▸ Required action
Should any entry seem unclear, still set it down exactly as given, along with all the others.

------------------------------------

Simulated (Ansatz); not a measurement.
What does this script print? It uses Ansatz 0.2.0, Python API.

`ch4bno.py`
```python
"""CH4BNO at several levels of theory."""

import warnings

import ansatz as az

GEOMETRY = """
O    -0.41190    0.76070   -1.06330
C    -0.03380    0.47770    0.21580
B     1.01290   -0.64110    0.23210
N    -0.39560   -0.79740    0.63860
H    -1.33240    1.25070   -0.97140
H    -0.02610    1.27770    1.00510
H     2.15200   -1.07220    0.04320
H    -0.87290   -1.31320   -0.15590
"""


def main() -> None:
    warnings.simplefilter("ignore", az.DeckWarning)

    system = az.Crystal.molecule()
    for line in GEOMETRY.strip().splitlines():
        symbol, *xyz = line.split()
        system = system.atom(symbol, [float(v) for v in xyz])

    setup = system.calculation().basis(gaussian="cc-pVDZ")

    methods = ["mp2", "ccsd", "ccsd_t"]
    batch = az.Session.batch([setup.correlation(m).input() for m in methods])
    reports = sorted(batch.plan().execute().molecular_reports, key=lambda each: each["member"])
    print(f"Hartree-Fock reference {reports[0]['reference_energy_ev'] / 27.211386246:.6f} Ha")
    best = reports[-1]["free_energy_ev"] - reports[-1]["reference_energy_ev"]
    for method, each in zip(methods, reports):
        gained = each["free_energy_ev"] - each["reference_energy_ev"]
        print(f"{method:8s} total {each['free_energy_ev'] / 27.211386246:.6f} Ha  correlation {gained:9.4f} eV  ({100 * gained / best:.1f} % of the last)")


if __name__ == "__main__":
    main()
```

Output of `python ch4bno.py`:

------------------------------------

▸ Solution
Simulated (Ansatz); not a measurement.
What does this script print? It uses Ansatz 0.2.0, Python API.

`ch4bno.py`
```python
"""CH4BNO at several levels of theory."""

import warnings

import ansatz as az

GEOMETRY = """
O    -0.41190    0.76070   -1.06330
C    -0.03380    0.47770    0.21580
B     1.01290   -0.64110    0.23210
N    -0.39560   -0.79740    0.63860
H    -1.33240    1.25070   -0.97140
H    -0.02610    1.27770    1.00510
H     2.15200   -1.07220    0.04320
H    -0.87290   -1.31320   -0.15590
"""


def main() -> None:
    warnings.simplefilter("ignore", az.DeckWarning)

    system = az.Crystal.molecule()
    for line in GEOMETRY.strip().splitlines():
        symbol, *xyz = line.split()
        system = system.atom(symbol, [float(v) for v in xyz])

    setup = system.calculation().basis(gaussian="cc-pVDZ")

    methods = ["mp2", "ccsd", "ccsd_t"]
    batch = az.Session.batch([setup.correlation(m).input() for m in methods])
    reports = sorted(batch.plan().execute().molecular_reports, key=lambda each: each["member"])
    print(f"Hartree-Fock reference {reports[0]['reference_energy_ev'] / 27.211386246:.6f} Ha")
    best = reports[-1]["free_energy_ev"] - reports[-1]["reference_energy_ev"]
    for method, each in zip(methods, reports):
        gained = each["free_energy_ev"] - each["reference_energy_ev"]
        print(f"{method:8s} total {each['free_energy_ev'] / 27.211386246:.6f} Ha  correlation {gained:9.4f} eV  ({100 * gained / best:.1f} % of the last)")


if __name__ == "__main__":
    main()
```

Output of `python ch4bno.py`:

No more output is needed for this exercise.